——————————
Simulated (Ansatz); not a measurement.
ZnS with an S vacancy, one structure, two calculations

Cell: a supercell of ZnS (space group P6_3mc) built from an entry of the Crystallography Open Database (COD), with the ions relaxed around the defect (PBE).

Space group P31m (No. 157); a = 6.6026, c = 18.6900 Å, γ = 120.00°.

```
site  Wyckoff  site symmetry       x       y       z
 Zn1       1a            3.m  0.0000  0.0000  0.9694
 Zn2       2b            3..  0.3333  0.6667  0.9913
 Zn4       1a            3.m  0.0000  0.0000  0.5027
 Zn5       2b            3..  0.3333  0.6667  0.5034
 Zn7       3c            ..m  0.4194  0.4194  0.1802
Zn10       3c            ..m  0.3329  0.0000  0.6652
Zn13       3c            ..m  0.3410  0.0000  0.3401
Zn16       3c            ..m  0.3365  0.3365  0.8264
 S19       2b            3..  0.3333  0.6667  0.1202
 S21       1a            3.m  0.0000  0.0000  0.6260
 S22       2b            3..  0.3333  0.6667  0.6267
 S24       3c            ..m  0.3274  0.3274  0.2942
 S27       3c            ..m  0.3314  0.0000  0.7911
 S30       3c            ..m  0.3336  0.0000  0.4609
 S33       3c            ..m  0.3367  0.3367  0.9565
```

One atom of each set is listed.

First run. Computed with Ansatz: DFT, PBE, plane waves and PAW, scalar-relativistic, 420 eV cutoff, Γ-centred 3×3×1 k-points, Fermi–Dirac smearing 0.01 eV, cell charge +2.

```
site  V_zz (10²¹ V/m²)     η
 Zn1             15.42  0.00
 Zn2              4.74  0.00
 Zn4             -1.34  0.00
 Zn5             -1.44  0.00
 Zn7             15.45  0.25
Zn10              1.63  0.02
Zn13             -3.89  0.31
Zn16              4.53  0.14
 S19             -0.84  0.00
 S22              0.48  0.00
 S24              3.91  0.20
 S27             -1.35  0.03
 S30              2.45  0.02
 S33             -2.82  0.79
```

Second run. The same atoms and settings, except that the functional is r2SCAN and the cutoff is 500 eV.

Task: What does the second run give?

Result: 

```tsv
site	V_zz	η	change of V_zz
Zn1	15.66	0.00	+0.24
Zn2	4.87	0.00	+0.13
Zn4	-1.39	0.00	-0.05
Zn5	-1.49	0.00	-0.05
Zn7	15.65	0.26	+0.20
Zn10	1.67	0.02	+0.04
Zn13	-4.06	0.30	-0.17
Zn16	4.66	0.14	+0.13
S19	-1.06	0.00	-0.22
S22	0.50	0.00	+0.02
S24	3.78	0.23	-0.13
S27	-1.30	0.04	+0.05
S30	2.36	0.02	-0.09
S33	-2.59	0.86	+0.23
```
——————————

== WORK TASK ==
Please copy exactly the lines from the first line of the records above through the line containing "Cell: a supercell", including both, and nothing more.

== RESULT ==
Simulated (Ansatz); not a measurement.
ZnS with an S vacancy, one structure, two calculations

Cell: a supercell of ZnS (space group P6_3mc) built from an entry of the Crystallography Open Database (COD), with the ions relaxed around the defect (PBE).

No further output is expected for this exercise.